———

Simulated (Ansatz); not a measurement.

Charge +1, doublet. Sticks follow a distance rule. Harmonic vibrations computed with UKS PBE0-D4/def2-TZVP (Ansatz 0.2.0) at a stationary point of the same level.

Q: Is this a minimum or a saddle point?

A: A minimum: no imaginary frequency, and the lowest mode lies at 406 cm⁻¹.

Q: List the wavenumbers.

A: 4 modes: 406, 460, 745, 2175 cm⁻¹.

———

--- Work item ---
Give back exactly the material above from its opening line to the line bearing "Q: List the wavenumbers.".

--- Answer section ---
Simulated (Ansatz); not a measurement.

Charge +1, doublet. Sticks follow a distance rule. Harmonic vibrations computed with UKS PBE0-D4/def2-TZVP (Ansatz 0.2.0) at a stationary point of the same level.

Q: Is this a minimum or a saddle point?

A: A minimum: no imaginary frequency, and the lowest mode lies at 406 cm⁻¹.

Q: List the wavenumbers.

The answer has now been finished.